Starting at the first line of the data below, retype every line up to and including the one containing "cutoff 800 eV.".

========

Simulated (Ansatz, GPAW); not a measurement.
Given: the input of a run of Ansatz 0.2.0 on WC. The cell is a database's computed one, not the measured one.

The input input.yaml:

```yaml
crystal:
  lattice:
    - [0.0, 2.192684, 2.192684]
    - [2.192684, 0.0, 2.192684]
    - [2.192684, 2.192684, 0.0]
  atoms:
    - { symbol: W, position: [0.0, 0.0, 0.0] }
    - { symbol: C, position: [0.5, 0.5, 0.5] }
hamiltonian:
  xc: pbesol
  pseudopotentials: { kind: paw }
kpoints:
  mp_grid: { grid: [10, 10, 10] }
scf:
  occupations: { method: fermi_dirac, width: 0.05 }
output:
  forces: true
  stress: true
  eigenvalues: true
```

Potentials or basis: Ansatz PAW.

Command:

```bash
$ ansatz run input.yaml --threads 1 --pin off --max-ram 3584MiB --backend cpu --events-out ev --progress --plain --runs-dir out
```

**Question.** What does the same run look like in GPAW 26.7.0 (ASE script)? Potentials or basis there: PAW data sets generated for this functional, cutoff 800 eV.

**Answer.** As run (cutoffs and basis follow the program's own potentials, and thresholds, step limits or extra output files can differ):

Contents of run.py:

========

* **YOUR SOLUTION**:
Simulated (Ansatz, GPAW); not a measurement.
Given: the input of a run of Ansatz 0.2.0 on WC. The cell is a database's computed one, not the measured one.

The input input.yaml:

```yaml
crystal:
  lattice:
    - [0.0, 2.192684, 2.192684]
    - [2.192684, 0.0, 2.192684]
    - [2.192684, 2.192684, 0.0]
  atoms:
    - { symbol: W, position: [0.0, 0.0, 0.0] }
    - { symbol: C, position: [0.5, 0.5, 0.5] }
hamiltonian:
  xc: pbesol
  pseudopotentials: { kind: paw }
kpoints:
  mp_grid: { grid: [10, 10, 10] }
scf:
  occupations: { method: fermi_dirac, width: 0.05 }
output:
  forces: true
  stress: true
  eigenvalues: true
```

Potentials or basis: Ansatz PAW.

Command:

```bash
$ ansatz run input.yaml --threads 1 --pin off --max-ram 3584MiB --backend cpu --events-out ev --progress --plain --runs-dir out
```

**Question.** What does the same run look like in GPAW 26.7.0 (ASE script)? Potentials or basis there: PAW data sets generated for this functional, cutoff 800 eV.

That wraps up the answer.